*****

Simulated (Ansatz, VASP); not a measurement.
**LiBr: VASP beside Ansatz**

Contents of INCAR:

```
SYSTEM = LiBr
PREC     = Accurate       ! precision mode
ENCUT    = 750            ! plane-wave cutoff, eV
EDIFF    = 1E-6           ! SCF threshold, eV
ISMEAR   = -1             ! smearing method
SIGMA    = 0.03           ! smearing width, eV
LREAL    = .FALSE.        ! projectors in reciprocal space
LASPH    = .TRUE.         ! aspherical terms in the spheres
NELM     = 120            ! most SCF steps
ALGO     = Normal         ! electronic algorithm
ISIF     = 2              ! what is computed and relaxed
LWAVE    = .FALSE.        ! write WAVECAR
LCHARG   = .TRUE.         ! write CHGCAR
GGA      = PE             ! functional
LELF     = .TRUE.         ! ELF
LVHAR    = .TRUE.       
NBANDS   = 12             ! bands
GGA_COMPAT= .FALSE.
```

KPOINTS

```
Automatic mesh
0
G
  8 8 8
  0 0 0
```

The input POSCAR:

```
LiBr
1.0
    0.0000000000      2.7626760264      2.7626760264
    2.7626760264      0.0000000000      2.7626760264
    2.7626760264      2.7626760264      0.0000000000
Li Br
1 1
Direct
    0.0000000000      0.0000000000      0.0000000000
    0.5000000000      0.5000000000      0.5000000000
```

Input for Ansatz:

*****

Write out the records again so that each line matches the original exactly.

■ Exercise answer ■
Simulated (Ansatz, VASP); not a measurement.
**LiBr: VASP beside Ansatz**

Contents of INCAR:

```
SYSTEM = LiBr
PREC     = Accurate       ! precision mode
ENCUT    = 750            ! plane-wave cutoff, eV
EDIFF    = 1E-6           ! SCF threshold, eV
ISMEAR   = -1             ! smearing method
SIGMA    = 0.03           ! smearing width, eV
LREAL    = .FALSE.        ! projectors in reciprocal space
LASPH    = .TRUE.         ! aspherical terms in the spheres
NELM     = 120            ! most SCF steps
ALGO     = Normal         ! electronic algorithm
ISIF     = 2              ! what is computed and relaxed
LWAVE    = .FALSE.        ! write WAVECAR
LCHARG   = .TRUE.         ! write CHGCAR
GGA      = PE             ! functional
LELF     = .TRUE.         ! ELF
LVHAR    = .TRUE.       
NBANDS   = 12             ! bands
GGA_COMPAT= .FALSE.
```

KPOINTS

```
Automatic mesh
0
G
  8 8 8
  0 0 0
```

The input POSCAR:

```
LiBr
1.0
    0.0000000000      2.7626760264      2.7626760264
    2.7626760264      0.0000000000      2.7626760264
    2.7626760264      2.7626760264      0.0000000000
Li Br
1 1
Direct
    0.0000000000      0.0000000000      0.0000000000
    0.5000000000      0.5000000000      0.5000000000
```

Input for Ansatz:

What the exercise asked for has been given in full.